• [Required action]:
What you give back should be exactly the opening lines of the data, ending with the line that contains "the saddle point" and including it.

• [Material supplied]:
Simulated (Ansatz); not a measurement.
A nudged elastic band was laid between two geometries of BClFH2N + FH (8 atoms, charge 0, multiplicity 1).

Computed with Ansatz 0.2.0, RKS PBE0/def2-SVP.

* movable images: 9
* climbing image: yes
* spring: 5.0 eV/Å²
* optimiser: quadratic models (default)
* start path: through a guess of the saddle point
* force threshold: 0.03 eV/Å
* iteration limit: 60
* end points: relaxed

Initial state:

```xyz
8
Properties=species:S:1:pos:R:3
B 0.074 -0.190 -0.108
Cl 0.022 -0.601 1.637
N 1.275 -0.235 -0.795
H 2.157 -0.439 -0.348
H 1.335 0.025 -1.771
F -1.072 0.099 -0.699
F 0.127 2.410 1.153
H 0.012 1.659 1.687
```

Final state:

• [Task response]:
Simulated (Ansatz); not a measurement.
A nudged elastic band was laid between two geometries of BClFH2N + FH (8 atoms, charge 0, multiplicity 1).

Computed with Ansatz 0.2.0, RKS PBE0/def2-SVP.

* movable images: 9
* climbing image: yes
* spring: 5.0 eV/Å²
* optimiser: quadratic models (default)
* start path: through a guess of the saddle point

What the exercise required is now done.